◆ TASK ITEM ◆
Reproduce all of the data exactly, with no line skipped.

◆ RECORD EXCERPTS ◆
Start of Block
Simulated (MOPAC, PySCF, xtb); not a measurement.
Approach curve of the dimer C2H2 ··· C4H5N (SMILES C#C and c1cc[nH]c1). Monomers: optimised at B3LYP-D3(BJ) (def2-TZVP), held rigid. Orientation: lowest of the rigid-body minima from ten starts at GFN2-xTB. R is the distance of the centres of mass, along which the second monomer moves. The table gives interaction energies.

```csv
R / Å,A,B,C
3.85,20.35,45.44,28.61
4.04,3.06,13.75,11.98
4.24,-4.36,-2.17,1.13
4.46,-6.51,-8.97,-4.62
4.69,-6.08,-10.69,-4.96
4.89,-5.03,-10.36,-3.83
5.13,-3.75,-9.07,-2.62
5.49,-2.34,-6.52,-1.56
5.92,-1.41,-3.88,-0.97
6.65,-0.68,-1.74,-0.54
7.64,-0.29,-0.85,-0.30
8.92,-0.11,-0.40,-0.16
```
End of Block

◆ RESPONSE AREA ◆
Simulated (MOPAC, PySCF, xtb); not a measurement.
Approach curve of the dimer C2H2 ··· C4H5N (SMILES C#C and c1cc[nH]c1). Monomers: optimised at B3LYP-D3(BJ) (def2-TZVP), held rigid. Orientation: lowest of the rigid-body minima from ten starts at GFN2-xTB. R is the distance of the centres of mass, along which the second monomer moves. The table gives interaction energies.

```csv
R / Å,A,B,C
3.85,20.35,45.44,28.61
4.04,3.06,13.75,11.98
4.24,-4.36,-2.17,1.13
4.46,-6.51,-8.97,-4.62
4.69,-6.08,-10.69,-4.96
4.89,-5.03,-10.36,-3.83
5.13,-3.75,-9.07,-2.62
5.49,-2.34,-6.52,-1.56
5.92,-1.41,-3.88,-0.97
6.65,-0.68,-1.74,-0.54
7.64,-0.29,-0.85,-0.30
8.92,-0.11,-0.40,-0.16
```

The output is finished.